> _ACTIVITY_: Only the lines from the start of the entries through the line with "The unpaired spin" are wanted; please output them exactly.

> _STUDY MATERIAL_:
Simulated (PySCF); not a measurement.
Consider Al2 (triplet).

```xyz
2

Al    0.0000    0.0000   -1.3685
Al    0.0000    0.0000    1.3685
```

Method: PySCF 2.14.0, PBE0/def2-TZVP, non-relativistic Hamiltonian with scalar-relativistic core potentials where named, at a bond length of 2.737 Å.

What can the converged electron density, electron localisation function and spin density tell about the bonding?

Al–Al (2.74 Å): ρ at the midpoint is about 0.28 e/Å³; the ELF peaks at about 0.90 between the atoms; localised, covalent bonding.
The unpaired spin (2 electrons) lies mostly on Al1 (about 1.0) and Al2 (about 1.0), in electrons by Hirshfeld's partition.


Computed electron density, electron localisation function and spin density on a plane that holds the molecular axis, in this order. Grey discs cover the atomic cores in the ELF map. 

> _ANSWER SECTION_:
Simulated (PySCF); not a measurement.
Consider Al2 (triplet).

```xyz
2

Al    0.0000    0.0000   -1.3685
Al    0.0000    0.0000    1.3685
```

Method: PySCF 2.14.0, PBE0/def2-TZVP, non-relativistic Hamiltonian with scalar-relativistic core potentials where named, at a bond length of 2.737 Å.

What can the converged electron density, electron localisation function and spin density tell about the bonding?

Al–Al (2.74 Å): ρ at the midpoint is about 0.28 e/Å³; the ELF peaks at about 0.90 between the atoms; localised, covalent bonding.
The unpaired spin (2 electrons) lies mostly on Al1 (about 1.0) and Al2 (about 1.0), in electrons by Hirshfeld's partition.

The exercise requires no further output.